• **EXERCISE**
Could you copy every record below exactly as it is written?

• **EXTRACTED RECORDS**
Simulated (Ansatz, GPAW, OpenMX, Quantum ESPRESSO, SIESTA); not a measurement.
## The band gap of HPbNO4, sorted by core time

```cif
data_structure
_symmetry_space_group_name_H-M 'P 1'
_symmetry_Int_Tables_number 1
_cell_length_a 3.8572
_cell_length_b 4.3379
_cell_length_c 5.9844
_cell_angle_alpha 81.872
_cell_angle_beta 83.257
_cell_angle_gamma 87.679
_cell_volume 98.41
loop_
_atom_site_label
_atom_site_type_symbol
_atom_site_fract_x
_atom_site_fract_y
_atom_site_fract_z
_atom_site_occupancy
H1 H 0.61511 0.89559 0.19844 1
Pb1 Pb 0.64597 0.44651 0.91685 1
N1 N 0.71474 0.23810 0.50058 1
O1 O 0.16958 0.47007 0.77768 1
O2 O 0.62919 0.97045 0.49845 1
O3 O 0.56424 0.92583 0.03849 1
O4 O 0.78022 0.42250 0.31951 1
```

• **RESPONSE AREA**
Simulated (Ansatz, GPAW, OpenMX, Quantum ESPRESSO, SIESTA); not a measurement.
## The band gap of HPbNO4, sorted by core time

```cif
data_structure
_symmetry_space_group_name_H-M 'P 1'
_symmetry_Int_Tables_number 1
_cell_length_a 3.8572
_cell_length_b 4.3379
_cell_length_c 5.9844
_cell_angle_alpha 81.872
_cell_angle_beta 83.257
_cell_angle_gamma 87.679
_cell_volume 98.41
loop_
_atom_site_label
_atom_site_type_symbol
_atom_site_fract_x
_atom_site_fract_y
_atom_site_fract_z
_atom_site_occupancy
H1 H 0.61511 0.89559 0.19844 1
Pb1 Pb 0.64597 0.44651 0.91685 1
N1 N 0.71474 0.23810 0.50058 1
O1 O 0.16958 0.47007 0.77768 1
O2 O 0.62919 0.97045 0.49845 1
O3 O 0.56424 0.92583 0.03849 1
O4 O 0.78022 0.42250 0.31951 1
```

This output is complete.